» Work order:
Output the entries below exactly, from the first line to the line holding "The electronic properties", both included.

» Information shown:
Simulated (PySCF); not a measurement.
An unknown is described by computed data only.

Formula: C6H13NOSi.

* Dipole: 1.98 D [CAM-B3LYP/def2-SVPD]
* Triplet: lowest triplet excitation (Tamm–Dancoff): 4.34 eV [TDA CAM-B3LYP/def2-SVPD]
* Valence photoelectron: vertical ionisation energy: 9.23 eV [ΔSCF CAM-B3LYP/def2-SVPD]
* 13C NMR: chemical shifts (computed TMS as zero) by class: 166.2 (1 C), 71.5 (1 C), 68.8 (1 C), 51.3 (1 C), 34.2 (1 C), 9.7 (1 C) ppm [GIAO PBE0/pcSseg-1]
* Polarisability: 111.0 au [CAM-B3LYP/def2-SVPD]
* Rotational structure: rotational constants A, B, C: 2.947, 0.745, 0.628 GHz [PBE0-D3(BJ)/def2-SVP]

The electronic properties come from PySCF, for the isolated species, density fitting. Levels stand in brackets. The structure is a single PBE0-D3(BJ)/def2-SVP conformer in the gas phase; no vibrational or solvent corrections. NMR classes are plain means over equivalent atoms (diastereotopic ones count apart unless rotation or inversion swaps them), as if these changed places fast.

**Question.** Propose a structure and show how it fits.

» Exercise answer:
Simulated (PySCF); not a measurement.
An unknown is described by computed data only.

Formula: C6H13NOSi.

* Dipole: 1.98 D [CAM-B3LYP/def2-SVPD]
* Triplet: lowest triplet excitation (Tamm–Dancoff): 4.34 eV [TDA CAM-B3LYP/def2-SVPD]
* Valence photoelectron: vertical ionisation energy: 9.23 eV [ΔSCF CAM-B3LYP/def2-SVPD]
* 13C NMR: chemical shifts (computed TMS as zero) by class: 166.2 (1 C), 71.5 (1 C), 68.8 (1 C), 51.3 (1 C), 34.2 (1 C), 9.7 (1 C) ppm [GIAO PBE0/pcSseg-1]
* Polarisability: 111.0 au [CAM-B3LYP/def2-SVPD]
* Rotational structure: rotational constants A, B, C: 2.947, 0.745, 0.628 GHz [PBE0-D3(BJ)/def2-SVP]

The electronic properties come from PySCF, for the isolated species, density fitting. Levels stand in brackets. The structure is a single PBE0-D3(BJ)/def2-SVP conformer in the gas phase; no vibrational or solvent corrections. NMR classes are plain means over equivalent atoms (diastereotopic ones count apart unless rotation or inversion swaps them), as if these changed places fast.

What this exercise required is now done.